● **ENTRIES PROVIDED**
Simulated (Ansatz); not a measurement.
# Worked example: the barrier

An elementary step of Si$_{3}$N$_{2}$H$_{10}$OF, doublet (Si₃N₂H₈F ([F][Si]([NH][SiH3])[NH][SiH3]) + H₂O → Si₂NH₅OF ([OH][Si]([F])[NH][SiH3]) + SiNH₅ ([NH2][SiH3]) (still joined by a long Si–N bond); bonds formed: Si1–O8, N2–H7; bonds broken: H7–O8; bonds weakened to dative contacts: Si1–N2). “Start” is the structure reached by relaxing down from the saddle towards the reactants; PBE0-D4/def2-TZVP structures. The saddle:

● **WORK ORDER**
Starting from the first line above, copy the data through to the last line exactly.

● **YOUR RESPONSE**
Simulated (Ansatz); not a measurement.
# Worked example: the barrier

An elementary step of Si$_{3}$N$_{2}$H$_{10}$OF, doublet (Si₃N₂H₈F ([F][Si]([NH][SiH3])[NH][SiH3]) + H₂O → Si₂NH₅OF ([OH][Si]([F])[NH][SiH3]) + SiNH₅ ([NH2][SiH3]) (still joined by a long Si–N bond); bonds formed: Si1–O8, N2–H7; bonds broken: H7–O8; bonds weakened to dative contacts: Si1–N2). “Start” is the structure reached by relaxing down from the saddle towards the reactants; PBE0-D4/def2-TZVP structures. The saddle:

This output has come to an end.